= Information given =
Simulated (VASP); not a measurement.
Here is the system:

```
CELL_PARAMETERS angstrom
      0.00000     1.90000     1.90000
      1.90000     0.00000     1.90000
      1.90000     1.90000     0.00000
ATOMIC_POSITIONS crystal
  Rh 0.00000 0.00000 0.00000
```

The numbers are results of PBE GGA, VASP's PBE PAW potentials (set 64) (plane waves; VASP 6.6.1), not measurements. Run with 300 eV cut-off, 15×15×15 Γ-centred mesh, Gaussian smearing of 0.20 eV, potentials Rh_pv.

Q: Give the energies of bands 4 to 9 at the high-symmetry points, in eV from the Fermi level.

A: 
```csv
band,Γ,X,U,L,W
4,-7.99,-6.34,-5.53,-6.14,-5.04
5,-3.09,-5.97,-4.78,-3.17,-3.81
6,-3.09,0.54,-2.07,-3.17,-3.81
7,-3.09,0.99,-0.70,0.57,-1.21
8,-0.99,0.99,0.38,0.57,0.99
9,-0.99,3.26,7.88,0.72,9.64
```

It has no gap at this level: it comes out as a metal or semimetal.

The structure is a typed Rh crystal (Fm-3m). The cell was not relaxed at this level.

= Work request =
Restate the data verbatim through the "It has no gap" line.

= Your response =
Simulated (VASP); not a measurement.
Here is the system:

```
CELL_PARAMETERS angstrom
      0.00000     1.90000     1.90000
      1.90000     0.00000     1.90000
      1.90000     1.90000     0.00000
ATOMIC_POSITIONS crystal
  Rh 0.00000 0.00000 0.00000
```

The numbers are results of PBE GGA, VASP's PBE PAW potentials (set 64) (plane waves; VASP 6.6.1), not measurements. Run with 300 eV cut-off, 15×15×15 Γ-centred mesh, Gaussian smearing of 0.20 eV, potentials Rh_pv.

Q: Give the energies of bands 4 to 9 at the high-symmetry points, in eV from the Fermi level.

A: 
```csv
band,Γ,X,U,L,W
4,-7.99,-6.34,-5.53,-6.14,-5.04
5,-3.09,-5.97,-4.78,-3.17,-3.81
6,-3.09,0.54,-2.07,-3.17,-3.81
7,-3.09,0.99,-0.70,0.57,-1.21
8,-0.99,0.99,0.38,0.57,0.99
9,-0.99,3.26,7.88,0.72,9.64
```

It has no gap at this level: it comes out as a metal or semimetal.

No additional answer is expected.